** GIVEN ENTRIES follows **

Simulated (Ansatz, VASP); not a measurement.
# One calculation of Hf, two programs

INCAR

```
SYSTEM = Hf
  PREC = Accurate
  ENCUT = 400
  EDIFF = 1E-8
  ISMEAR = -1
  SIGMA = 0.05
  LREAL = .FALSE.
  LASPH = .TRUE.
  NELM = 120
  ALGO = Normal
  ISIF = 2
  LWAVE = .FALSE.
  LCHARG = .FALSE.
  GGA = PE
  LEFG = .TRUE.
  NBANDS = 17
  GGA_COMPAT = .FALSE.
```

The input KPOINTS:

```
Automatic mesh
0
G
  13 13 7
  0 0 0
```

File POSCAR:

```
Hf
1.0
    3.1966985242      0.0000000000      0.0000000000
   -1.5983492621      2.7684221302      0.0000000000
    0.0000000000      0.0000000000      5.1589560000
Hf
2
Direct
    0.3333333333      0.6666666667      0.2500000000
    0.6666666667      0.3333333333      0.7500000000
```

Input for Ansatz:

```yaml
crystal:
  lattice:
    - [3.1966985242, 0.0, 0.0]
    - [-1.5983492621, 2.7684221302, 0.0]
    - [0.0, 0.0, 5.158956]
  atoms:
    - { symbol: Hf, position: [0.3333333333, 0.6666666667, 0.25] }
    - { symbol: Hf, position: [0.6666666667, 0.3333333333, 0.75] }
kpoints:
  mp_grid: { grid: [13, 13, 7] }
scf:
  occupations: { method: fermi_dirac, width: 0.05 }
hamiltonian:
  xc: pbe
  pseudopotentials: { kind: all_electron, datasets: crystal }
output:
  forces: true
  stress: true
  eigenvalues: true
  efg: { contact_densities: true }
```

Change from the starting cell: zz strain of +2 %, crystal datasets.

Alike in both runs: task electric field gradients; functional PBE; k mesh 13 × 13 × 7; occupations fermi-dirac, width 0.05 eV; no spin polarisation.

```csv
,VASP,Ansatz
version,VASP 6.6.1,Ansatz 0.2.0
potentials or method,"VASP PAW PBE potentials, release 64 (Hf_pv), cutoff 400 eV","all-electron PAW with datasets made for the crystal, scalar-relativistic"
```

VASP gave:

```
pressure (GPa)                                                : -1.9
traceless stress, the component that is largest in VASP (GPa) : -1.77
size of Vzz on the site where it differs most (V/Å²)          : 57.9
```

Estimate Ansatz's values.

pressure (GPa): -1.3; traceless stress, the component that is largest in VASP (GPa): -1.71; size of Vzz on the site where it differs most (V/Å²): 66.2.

** End of GIVEN ENTRIES **

> [ACTION ITEM] Return, please, the lines of the data from the first through the line containing "Estimate Ansatz's values.", both kept, exactly as they stand and nothing more.

> [RESULT]
Simulated (Ansatz, VASP); not a measurement.
# One calculation of Hf, two programs

INCAR

```
SYSTEM = Hf
  PREC = Accurate
  ENCUT = 400
  EDIFF = 1E-8
  ISMEAR = -1
  SIGMA = 0.05
  LREAL = .FALSE.
  LASPH = .TRUE.
  NELM = 120
  ALGO = Normal
  ISIF = 2
  LWAVE = .FALSE.
  LCHARG = .FALSE.
  GGA = PE
  LEFG = .TRUE.
  NBANDS = 17
  GGA_COMPAT = .FALSE.
```

The input KPOINTS:

```
Automatic mesh
0
G
  13 13 7
  0 0 0
```

File POSCAR:

```
Hf
1.0
    3.1966985242      0.0000000000      0.0000000000
   -1.5983492621      2.7684221302      0.0000000000
    0.0000000000      0.0000000000      5.1589560000
Hf
2
Direct
    0.3333333333      0.6666666667      0.2500000000
    0.6666666667      0.3333333333      0.7500000000
```

Input for Ansatz:

```yaml
crystal:
  lattice:
    - [3.1966985242, 0.0, 0.0]
    - [-1.5983492621, 2.7684221302, 0.0]
    - [0.0, 0.0, 5.158956]
  atoms:
    - { symbol: Hf, position: [0.3333333333, 0.6666666667, 0.25] }
    - { symbol: Hf, position: [0.6666666667, 0.3333333333, 0.75] }
kpoints:
  mp_grid: { grid: [13, 13, 7] }
scf:
  occupations: { method: fermi_dirac, width: 0.05 }
hamiltonian:
  xc: pbe
  pseudopotentials: { kind: all_electron, datasets: crystal }
output:
  forces: true
  stress: true
  eigenvalues: true
  efg: { contact_densities: true }
```

Change from the starting cell: zz strain of +2 %, crystal datasets.

Alike in both runs: task electric field gradients; functional PBE; k mesh 13 × 13 × 7; occupations fermi-dirac, width 0.05 eV; no spin polarisation.

```csv
,VASP,Ansatz
version,VASP 6.6.1,Ansatz 0.2.0
potentials or method,"VASP PAW PBE potentials, release 64 (Hf_pv), cutoff 400 eV","all-electron PAW with datasets made for the crystal, scalar-relativistic"
```

VASP gave:

```
pressure (GPa)                                                : -1.9
traceless stress, the component that is largest in VASP (GPa) : -1.77
size of Vzz on the site where it differs most (V/Å²)          : 57.9
```

Estimate Ansatz's values.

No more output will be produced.